***** SOURCE MATERIAL *****

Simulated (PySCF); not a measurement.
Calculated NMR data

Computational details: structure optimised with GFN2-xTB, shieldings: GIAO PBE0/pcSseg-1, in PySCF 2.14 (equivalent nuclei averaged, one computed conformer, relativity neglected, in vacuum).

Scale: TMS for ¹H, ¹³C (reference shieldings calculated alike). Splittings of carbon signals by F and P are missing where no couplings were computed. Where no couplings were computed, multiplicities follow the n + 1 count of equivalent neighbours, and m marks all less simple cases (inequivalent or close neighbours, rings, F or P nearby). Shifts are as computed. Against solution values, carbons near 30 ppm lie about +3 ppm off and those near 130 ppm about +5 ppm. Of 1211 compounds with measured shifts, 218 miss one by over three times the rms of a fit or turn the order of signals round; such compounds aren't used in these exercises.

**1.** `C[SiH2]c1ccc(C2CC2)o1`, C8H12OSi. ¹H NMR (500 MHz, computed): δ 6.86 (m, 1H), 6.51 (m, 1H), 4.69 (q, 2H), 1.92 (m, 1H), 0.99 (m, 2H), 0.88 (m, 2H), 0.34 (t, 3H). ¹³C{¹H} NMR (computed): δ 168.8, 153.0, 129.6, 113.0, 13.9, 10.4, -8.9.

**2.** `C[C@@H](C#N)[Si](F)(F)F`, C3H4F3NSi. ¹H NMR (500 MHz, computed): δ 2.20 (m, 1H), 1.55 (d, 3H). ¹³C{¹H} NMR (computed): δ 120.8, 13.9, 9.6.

*****

WORK TASK:
Each line from the top of the records above through the line containing "Scale: TMS for" needs to be transcribed exactly, and no line after it.

WRITTEN RESPONSE:
Simulated (PySCF); not a measurement.
Calculated NMR data

Computational details: structure optimised with GFN2-xTB, shieldings: GIAO PBE0/pcSseg-1, in PySCF 2.14 (equivalent nuclei averaged, one computed conformer, relativity neglected, in vacuum).

Scale: TMS for ¹H, ¹³C (reference shieldings calculated alike). Splittings of carbon signals by F and P are missing where no couplings were computed. Where no couplings were computed, multiplicities follow the n + 1 count of equivalent neighbours, and m marks all less simple cases (inequivalent or close neighbours, rings, F or P nearby). Shifts are as computed. Against solution values, carbons near 30 ppm lie about +3 ppm off and those near 130 ppm about +5 ppm. Of 1211 compounds with measured shifts, 218 miss one by over three times the rms of a fit or turn the order of signals round; such compounds aren't used in these exercises.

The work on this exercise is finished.